- RECORDED INFORMATION -
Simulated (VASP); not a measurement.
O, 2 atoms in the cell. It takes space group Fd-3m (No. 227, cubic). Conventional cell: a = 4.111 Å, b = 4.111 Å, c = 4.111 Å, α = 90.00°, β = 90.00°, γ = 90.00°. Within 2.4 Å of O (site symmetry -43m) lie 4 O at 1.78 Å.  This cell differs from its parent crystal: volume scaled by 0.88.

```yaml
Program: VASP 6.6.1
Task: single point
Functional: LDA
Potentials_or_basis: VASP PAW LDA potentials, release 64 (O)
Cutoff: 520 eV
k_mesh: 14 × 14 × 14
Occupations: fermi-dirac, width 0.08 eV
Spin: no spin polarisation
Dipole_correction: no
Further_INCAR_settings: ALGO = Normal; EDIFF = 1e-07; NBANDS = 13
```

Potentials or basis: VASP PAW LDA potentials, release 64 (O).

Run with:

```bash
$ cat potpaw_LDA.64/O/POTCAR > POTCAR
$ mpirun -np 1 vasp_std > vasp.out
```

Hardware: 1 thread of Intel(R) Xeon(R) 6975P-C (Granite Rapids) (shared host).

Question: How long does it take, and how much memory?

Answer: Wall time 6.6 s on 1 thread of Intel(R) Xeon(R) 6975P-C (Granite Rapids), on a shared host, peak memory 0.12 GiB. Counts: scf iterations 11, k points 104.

- WORK TASK -
The stopping point is the line containing "Question: How long". Reproduce exactly every line of the material from the first through that one.

- EXERCISE OUTPUT -
Simulated (VASP); not a measurement.
O, 2 atoms in the cell. It takes space group Fd-3m (No. 227, cubic). Conventional cell: a = 4.111 Å, b = 4.111 Å, c = 4.111 Å, α = 90.00°, β = 90.00°, γ = 90.00°. Within 2.4 Å of O (site symmetry -43m) lie 4 O at 1.78 Å.  This cell differs from its parent crystal: volume scaled by 0.88.

```yaml
Program: VASP 6.6.1
Task: single point
Functional: LDA
Potentials_or_basis: VASP PAW LDA potentials, release 64 (O)
Cutoff: 520 eV
k_mesh: 14 × 14 × 14
Occupations: fermi-dirac, width 0.08 eV
Spin: no spin polarisation
Dipole_correction: no
Further_INCAR_settings: ALGO = Normal; EDIFF = 1e-07; NBANDS = 13
```

Potentials or basis: VASP PAW LDA potentials, release 64 (O).

Run with:

```bash
$ cat potpaw_LDA.64/O/POTCAR > POTCAR
$ mpirun -np 1 vasp_std > vasp.out
```

Hardware: 1 thread of Intel(R) Xeon(R) 6975P-C (Granite Rapids) (shared host).

Question: How long does it take, and how much memory?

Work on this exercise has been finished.